Every line of the material below, from the top through the line with "What happened in the run?", should be reproduced exactly.

___ Dataset extract ___

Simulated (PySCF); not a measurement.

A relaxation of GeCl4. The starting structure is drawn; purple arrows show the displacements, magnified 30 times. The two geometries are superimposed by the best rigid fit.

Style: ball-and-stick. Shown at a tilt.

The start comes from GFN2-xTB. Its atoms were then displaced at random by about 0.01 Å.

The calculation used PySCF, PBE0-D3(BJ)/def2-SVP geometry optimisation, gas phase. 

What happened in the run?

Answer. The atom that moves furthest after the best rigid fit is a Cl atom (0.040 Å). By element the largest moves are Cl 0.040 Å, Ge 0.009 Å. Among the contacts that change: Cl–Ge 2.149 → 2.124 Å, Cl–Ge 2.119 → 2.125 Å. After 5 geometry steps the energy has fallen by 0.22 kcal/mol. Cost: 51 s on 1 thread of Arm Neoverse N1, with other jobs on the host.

___

● Task output:
Simulated (PySCF); not a measurement.

A relaxation of GeCl4. The starting structure is drawn; purple arrows show the displacements, magnified 30 times. The two geometries are superimposed by the best rigid fit.

Style: ball-and-stick. Shown at a tilt.

The start comes from GFN2-xTB. Its atoms were then displaced at random by about 0.01 Å.

The calculation used PySCF, PBE0-D3(BJ)/def2-SVP geometry optimisation, gas phase. 

What happened in the run?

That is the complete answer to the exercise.